[WORK TASK]: For the material below, output exactly the span from the line with "Change from the" to the line with "Answer: gap on", including both, and nothing besides.

[GIVEN ENTRIES]:
•••

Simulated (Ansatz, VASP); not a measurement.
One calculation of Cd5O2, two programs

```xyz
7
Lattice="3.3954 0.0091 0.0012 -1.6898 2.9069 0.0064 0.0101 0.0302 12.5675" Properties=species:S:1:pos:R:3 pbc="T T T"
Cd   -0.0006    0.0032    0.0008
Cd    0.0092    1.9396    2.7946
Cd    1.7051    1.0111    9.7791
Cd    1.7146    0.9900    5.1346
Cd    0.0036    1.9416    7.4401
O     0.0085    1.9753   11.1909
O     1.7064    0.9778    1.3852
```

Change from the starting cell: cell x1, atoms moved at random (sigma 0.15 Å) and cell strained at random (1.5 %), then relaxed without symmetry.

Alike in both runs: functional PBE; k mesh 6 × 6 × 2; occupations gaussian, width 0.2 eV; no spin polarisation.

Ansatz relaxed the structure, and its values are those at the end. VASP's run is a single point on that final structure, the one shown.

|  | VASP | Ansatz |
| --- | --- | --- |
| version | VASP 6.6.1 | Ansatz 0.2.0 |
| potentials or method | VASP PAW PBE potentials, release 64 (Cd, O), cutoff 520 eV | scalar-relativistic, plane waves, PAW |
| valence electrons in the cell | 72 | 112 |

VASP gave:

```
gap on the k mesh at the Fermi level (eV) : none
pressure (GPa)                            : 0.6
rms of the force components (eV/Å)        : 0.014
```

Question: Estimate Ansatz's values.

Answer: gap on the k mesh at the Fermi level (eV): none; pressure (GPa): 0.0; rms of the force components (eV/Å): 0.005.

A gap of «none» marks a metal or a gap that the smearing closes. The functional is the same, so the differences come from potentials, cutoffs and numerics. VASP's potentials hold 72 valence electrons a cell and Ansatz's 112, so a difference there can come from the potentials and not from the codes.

•••

[ANSWER SECTION]:
Change from the starting cell: cell x1, atoms moved at random (sigma 0.15 Å) and cell strained at random (1.5 %), then relaxed without symmetry.

Alike in both runs: functional PBE; k mesh 6 × 6 × 2; occupations gaussian, width 0.2 eV; no spin polarisation.

Ansatz relaxed the structure, and its values are those at the end. VASP's run is a single point on that final structure, the one shown.

|  | VASP | Ansatz |
| --- | --- | --- |
| version | VASP 6.6.1 | Ansatz 0.2.0 |
| potentials or method | VASP PAW PBE potentials, release 64 (Cd, O), cutoff 520 eV | scalar-relativistic, plane waves, PAW |
| valence electrons in the cell | 72 | 112 |

VASP gave:

```
gap on the k mesh at the Fermi level (eV) : none
pressure (GPa)                            : 0.6
rms of the force components (eV/Å)        : 0.014
```

Question: Estimate Ansatz's values.

Answer: gap on the k mesh at the Fermi level (eV): none; pressure (GPa): 0.0; rms of the force components (eV/Å): 0.005.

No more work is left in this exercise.